TASK ITEM
The stretch from the line with "The ground-state density comes first." through the line with "It took 5.5" in the records below: write it out exactly, and nothing else.

RECORD EXTRACTS
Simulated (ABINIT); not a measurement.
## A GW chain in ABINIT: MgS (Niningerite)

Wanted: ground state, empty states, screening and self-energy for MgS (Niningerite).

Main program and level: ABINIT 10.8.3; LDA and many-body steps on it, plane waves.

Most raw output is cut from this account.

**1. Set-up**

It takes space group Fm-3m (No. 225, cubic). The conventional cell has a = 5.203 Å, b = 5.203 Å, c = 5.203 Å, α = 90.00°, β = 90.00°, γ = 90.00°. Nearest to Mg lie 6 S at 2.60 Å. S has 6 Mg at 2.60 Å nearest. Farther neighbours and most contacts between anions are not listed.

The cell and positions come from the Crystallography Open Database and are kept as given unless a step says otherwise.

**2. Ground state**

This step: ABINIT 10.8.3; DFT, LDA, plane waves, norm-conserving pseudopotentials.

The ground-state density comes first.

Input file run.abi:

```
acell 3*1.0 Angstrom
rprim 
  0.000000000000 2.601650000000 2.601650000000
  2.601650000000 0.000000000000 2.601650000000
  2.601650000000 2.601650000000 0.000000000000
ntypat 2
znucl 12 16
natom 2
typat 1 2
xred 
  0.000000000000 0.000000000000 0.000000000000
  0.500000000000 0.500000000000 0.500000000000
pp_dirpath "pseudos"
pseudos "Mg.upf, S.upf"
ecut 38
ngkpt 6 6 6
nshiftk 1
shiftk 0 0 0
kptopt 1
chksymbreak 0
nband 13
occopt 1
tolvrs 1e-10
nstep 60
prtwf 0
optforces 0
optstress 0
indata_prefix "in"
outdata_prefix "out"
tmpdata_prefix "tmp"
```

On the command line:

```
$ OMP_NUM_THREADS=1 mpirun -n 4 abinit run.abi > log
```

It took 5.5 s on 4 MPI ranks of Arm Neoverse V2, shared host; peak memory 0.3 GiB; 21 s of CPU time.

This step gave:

YOUR RESPONSE
The ground-state density comes first.

Input file run.abi:

```
acell 3*1.0 Angstrom
rprim 
  0.000000000000 2.601650000000 2.601650000000
  2.601650000000 0.000000000000 2.601650000000
  2.601650000000 2.601650000000 0.000000000000
ntypat 2
znucl 12 16
natom 2
typat 1 2
xred 
  0.000000000000 0.000000000000 0.000000000000
  0.500000000000 0.500000000000 0.500000000000
pp_dirpath "pseudos"
pseudos "Mg.upf, S.upf"
ecut 38
ngkpt 6 6 6
nshiftk 1
shiftk 0 0 0
kptopt 1
chksymbreak 0
nband 13
occopt 1
tolvrs 1e-10
nstep 60
prtwf 0
optforces 0
optstress 0
indata_prefix "in"
outdata_prefix "out"
tmpdata_prefix "tmp"
```

On the command line:

```
$ OMP_NUM_THREADS=1 mpirun -n 4 abinit run.abi > log
```

It took 5.5 s on 4 MPI ranks of Arm Neoverse V2, shared host; peak memory 0.3 GiB; 21 s of CPU time.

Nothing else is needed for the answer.